###

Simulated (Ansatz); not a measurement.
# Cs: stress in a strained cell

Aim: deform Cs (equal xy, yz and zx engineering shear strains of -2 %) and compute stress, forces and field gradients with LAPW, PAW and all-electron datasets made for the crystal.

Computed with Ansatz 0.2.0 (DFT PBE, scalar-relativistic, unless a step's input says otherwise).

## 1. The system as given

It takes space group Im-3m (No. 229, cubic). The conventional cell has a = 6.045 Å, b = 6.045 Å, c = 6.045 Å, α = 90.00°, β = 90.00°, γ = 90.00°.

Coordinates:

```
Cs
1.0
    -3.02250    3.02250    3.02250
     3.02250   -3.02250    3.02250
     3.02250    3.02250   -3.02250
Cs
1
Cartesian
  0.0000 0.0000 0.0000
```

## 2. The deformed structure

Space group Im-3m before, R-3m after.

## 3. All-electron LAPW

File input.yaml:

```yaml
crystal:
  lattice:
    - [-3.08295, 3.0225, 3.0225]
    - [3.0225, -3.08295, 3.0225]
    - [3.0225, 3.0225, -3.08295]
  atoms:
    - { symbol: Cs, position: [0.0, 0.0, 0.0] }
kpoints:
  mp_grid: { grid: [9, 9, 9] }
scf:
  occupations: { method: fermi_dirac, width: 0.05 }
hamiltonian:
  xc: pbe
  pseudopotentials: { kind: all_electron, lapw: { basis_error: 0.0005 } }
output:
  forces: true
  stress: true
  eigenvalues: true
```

###

§ **Brief**: Copy out every record again, letter for letter.

§ **Response area**:
Simulated (Ansatz); not a measurement.
# Cs: stress in a strained cell

Aim: deform Cs (equal xy, yz and zx engineering shear strains of -2 %) and compute stress, forces and field gradients with LAPW, PAW and all-electron datasets made for the crystal.

Computed with Ansatz 0.2.0 (DFT PBE, scalar-relativistic, unless a step's input says otherwise).

## 1. The system as given

It takes space group Im-3m (No. 229, cubic). The conventional cell has a = 6.045 Å, b = 6.045 Å, c = 6.045 Å, α = 90.00°, β = 90.00°, γ = 90.00°.

Coordinates:

```
Cs
1.0
    -3.02250    3.02250    3.02250
     3.02250   -3.02250    3.02250
     3.02250    3.02250   -3.02250
Cs
1
Cartesian
  0.0000 0.0000 0.0000
```

## 2. The deformed structure

Space group Im-3m before, R-3m after.

## 3. All-electron LAPW

File input.yaml:

```yaml
crystal:
  lattice:
    - [-3.08295, 3.0225, 3.0225]
    - [3.0225, -3.08295, 3.0225]
    - [3.0225, 3.0225, -3.08295]
  atoms:
    - { symbol: Cs, position: [0.0, 0.0, 0.0] }
kpoints:
  mp_grid: { grid: [9, 9, 9] }
scf:
  occupations: { method: fermi_dirac, width: 0.05 }
hamiltonian:
  xc: pbe
  pseudopotentials: { kind: all_electron, lapw: { basis_error: 0.0005 } }
output:
  forces: true
  stress: true
  eigenvalues: true
```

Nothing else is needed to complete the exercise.